* WORK INSTRUCTION *
Take the entries below and return them unchanged.

* DATA EXCERPTS *
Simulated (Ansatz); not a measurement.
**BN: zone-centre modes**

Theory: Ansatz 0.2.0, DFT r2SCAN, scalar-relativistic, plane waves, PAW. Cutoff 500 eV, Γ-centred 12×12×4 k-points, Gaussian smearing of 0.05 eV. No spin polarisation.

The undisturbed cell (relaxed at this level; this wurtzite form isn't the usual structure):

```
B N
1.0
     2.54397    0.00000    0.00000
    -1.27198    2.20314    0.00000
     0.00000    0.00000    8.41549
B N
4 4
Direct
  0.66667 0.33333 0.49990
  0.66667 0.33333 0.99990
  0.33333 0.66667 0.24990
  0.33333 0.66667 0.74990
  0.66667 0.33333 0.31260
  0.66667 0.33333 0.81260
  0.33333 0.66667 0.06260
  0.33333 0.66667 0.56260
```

* EXERCISE SOLUTION *
Simulated (Ansatz); not a measurement.
**BN: zone-centre modes**

Theory: Ansatz 0.2.0, DFT r2SCAN, scalar-relativistic, plane waves, PAW. Cutoff 500 eV, Γ-centred 12×12×4 k-points, Gaussian smearing of 0.05 eV. No spin polarisation.

The undisturbed cell (relaxed at this level; this wurtzite form isn't the usual structure):

```
B N
1.0
     2.54397    0.00000    0.00000
    -1.27198    2.20314    0.00000
     0.00000    0.00000    8.41549
B N
4 4
Direct
  0.66667 0.33333 0.49990
  0.66667 0.33333 0.99990
  0.33333 0.66667 0.24990
  0.33333 0.66667 0.74990
  0.66667 0.33333 0.31260
  0.66667 0.33333 0.81260
  0.33333 0.66667 0.06260
  0.33333 0.66667 0.56260
```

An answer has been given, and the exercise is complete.